*Activity*: Where the records below reach the line containing "Slater integrals F^k, G^k", start transcribing, and end with the line containing "- 2s2 2p4 3s: F^2(2p,2p)", exactly and with nothing else added.

*Data excerpts*:
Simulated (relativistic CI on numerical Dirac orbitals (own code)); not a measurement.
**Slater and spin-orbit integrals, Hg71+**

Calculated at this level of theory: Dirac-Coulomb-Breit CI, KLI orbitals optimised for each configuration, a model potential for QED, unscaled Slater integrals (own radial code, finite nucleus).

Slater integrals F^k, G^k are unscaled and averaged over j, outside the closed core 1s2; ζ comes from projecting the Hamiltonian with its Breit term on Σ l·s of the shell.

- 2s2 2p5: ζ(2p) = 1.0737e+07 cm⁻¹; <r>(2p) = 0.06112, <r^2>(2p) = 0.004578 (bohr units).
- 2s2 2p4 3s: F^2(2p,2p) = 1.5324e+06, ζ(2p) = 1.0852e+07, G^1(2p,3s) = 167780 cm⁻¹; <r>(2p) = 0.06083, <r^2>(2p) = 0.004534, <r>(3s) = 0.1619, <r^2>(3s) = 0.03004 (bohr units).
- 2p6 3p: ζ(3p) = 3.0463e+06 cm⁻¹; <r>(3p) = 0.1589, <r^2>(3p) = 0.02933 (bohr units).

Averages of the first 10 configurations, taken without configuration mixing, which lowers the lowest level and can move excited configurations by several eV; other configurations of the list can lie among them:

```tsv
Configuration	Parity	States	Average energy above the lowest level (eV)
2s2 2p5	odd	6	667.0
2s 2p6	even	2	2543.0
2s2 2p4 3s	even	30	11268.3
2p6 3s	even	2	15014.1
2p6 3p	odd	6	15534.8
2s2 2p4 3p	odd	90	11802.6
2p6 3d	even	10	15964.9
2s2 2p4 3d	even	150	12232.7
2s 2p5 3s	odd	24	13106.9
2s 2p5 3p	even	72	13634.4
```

*Solution*:
Slater integrals F^k, G^k are unscaled and averaged over j, outside the closed core 1s2; ζ comes from projecting the Hamiltonian with its Breit term on Σ l·s of the shell.

- 2s2 2p5: ζ(2p) = 1.0737e+07 cm⁻¹; <r>(2p) = 0.06112, <r^2>(2p) = 0.004578 (bohr units).
- 2s2 2p4 3s: F^2(2p,2p) = 1.5324e+06, ζ(2p) = 1.0852e+07, G^1(2p,3s) = 167780 cm⁻¹; <r>(2p) = 0.06083, <r^2>(2p) = 0.004534, <r>(3s) = 0.1619, <r^2>(3s) = 0.03004 (bohr units).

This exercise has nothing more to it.